◆ Exercise
Word for word, restate the lines from the start of the data down to the line with "Coordinates come from", both included.

◆ Given information
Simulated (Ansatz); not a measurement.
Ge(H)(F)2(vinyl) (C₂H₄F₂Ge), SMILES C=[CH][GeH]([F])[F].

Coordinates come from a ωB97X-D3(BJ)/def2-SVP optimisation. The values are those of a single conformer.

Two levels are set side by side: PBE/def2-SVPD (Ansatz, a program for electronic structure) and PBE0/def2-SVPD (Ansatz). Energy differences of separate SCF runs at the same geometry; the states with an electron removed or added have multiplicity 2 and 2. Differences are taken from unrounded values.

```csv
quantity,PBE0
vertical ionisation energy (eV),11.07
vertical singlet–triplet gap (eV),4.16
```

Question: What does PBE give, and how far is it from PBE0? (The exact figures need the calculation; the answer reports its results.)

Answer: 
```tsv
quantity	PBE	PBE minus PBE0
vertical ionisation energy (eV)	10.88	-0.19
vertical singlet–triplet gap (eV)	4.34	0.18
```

◆ Exercise answer
Simulated (Ansatz); not a measurement.
Ge(H)(F)2(vinyl) (C₂H₄F₂Ge), SMILES C=[CH][GeH]([F])[F].

Coordinates come from a ωB97X-D3(BJ)/def2-SVP optimisation. The values are those of a single conformer.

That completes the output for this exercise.